_Provided material_:
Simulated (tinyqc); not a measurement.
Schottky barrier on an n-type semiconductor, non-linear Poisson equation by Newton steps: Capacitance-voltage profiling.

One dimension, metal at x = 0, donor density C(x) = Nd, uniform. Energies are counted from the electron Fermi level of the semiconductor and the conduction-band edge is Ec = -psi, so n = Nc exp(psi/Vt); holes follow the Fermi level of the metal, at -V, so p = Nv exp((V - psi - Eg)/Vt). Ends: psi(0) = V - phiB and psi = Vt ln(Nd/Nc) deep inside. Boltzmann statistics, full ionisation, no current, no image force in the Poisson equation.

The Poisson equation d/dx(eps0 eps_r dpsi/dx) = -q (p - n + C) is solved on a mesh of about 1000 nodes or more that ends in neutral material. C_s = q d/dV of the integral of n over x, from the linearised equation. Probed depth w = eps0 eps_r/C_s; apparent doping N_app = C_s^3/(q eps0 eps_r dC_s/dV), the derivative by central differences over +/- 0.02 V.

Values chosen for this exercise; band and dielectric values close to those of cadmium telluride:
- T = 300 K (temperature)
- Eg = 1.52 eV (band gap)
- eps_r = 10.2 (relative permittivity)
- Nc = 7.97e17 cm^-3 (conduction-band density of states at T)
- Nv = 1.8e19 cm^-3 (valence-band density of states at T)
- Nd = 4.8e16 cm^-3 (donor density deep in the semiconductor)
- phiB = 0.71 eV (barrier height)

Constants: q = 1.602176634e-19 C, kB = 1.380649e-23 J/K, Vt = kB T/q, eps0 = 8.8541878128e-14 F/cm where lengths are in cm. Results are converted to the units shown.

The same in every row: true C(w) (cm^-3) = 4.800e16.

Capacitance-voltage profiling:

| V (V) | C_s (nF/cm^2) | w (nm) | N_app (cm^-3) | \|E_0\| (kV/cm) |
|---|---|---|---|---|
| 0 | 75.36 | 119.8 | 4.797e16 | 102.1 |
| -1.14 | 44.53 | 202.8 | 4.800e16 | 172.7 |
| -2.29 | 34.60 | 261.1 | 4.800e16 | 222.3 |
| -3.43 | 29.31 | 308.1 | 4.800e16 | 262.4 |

_Work task_: Include the first line of the listing, the line with "The Poisson equation d/dx(eps0", and every line between them, each repeated exactly, and output only those.

_Answer space_:
Simulated (tinyqc); not a measurement.
Schottky barrier on an n-type semiconductor, non-linear Poisson equation by Newton steps: Capacitance-voltage profiling.

One dimension, metal at x = 0, donor density C(x) = Nd, uniform. Energies are counted from the electron Fermi level of the semiconductor and the conduction-band edge is Ec = -psi, so n = Nc exp(psi/Vt); holes follow the Fermi level of the metal, at -V, so p = Nv exp((V - psi - Eg)/Vt). Ends: psi(0) = V - phiB and psi = Vt ln(Nd/Nc) deep inside. Boltzmann statistics, full ionisation, no current, no image force in the Poisson equation.

The Poisson equation d/dx(eps0 eps_r dpsi/dx) = -q (p - n + C) is solved on a mesh of about 1000 nodes or more that ends in neutral material. C_s = q d/dV of the integral of n over x, from the linearised equation. Probed depth w = eps0 eps_r/C_s; apparent doping N_app = C_s^3/(q eps0 eps_r dC_s/dV), the derivative by central differences over +/- 0.02 V.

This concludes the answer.